### Required action
Word for word, reproduce each of the entries.

=== Section Start ===
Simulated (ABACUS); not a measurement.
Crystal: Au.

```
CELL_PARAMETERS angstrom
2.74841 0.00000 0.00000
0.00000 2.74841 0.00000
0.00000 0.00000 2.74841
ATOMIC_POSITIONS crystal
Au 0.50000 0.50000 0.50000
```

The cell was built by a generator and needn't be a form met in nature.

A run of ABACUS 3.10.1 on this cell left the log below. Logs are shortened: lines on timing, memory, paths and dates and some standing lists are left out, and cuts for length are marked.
=== Section End ===

### Exercise output
Simulated (ABACUS); not a measurement.
Crystal: Au.

```
CELL_PARAMETERS angstrom
2.74841 0.00000 0.00000
0.00000 2.74841 0.00000
0.00000 0.00000 2.74841
ATOMIC_POSITIONS crystal
Au 0.50000 0.50000 0.50000
```

The cell was built by a generator and needn't be a form met in nature.

A run of ABACUS 3.10.1 on this cell left the log below. Logs are shortened: lines on timing, memory, paths and dates and some standing lists are left out, and cuts for length are marked.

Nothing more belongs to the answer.